--- DATA SHOWN ---

[Start of section]

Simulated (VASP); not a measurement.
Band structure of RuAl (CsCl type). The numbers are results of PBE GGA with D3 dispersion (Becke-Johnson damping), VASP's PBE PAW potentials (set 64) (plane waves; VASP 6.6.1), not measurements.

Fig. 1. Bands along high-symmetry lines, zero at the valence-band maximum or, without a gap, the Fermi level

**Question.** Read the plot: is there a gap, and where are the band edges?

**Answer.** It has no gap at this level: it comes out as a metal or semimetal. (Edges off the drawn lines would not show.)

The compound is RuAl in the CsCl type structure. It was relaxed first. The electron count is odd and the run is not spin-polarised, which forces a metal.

[End of section]

--- ASSIGNED TASK ---
Starting with the line that holds "Fig. 1. Bands" and ending with the line that holds "would not show.)", retype every line in the data above exactly, and nothing else.

--- EXERCISE SOLUTION ---
Fig. 1. Bands along high-symmetry lines, zero at the valence-band maximum or, without a gap, the Fermi level

**Question.** Read the plot: is there a gap, and where are the band edges?

**Answer.** It has no gap at this level: it comes out as a metal or semimetal. (Edges off the drawn lines would not show.)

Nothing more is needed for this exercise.